Assignment:
Return precisely the opening lines of the listing below, ending with the line that contains "- Occupations: fermi-dirac, width 0.05 eV".

Entries supplied:
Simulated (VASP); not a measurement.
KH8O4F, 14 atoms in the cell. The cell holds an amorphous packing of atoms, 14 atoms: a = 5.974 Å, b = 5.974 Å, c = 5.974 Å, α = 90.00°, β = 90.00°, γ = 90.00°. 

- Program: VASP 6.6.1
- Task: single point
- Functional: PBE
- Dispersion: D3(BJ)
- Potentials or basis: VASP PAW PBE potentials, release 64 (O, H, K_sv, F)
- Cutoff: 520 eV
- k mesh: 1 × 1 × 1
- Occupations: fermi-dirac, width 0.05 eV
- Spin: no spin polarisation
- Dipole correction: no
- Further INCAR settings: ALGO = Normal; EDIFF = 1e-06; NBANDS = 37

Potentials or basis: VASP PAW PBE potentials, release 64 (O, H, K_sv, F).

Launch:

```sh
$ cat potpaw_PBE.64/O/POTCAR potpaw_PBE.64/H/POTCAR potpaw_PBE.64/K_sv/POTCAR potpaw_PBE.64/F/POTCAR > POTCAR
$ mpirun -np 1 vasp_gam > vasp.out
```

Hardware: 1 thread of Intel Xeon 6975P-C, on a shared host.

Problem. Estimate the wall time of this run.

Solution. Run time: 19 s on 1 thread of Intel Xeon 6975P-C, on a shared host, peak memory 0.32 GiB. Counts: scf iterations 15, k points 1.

Task response:
Simulated (VASP); not a measurement.
KH8O4F, 14 atoms in the cell. The cell holds an amorphous packing of atoms, 14 atoms: a = 5.974 Å, b = 5.974 Å, c = 5.974 Å, α = 90.00°, β = 90.00°, γ = 90.00°. 

- Program: VASP 6.6.1
- Task: single point
- Functional: PBE
- Dispersion: D3(BJ)
- Potentials or basis: VASP PAW PBE potentials, release 64 (O, H, K_sv, F)
- Cutoff: 520 eV
- k mesh: 1 × 1 × 1
- Occupations: fermi-dirac, width 0.05 eV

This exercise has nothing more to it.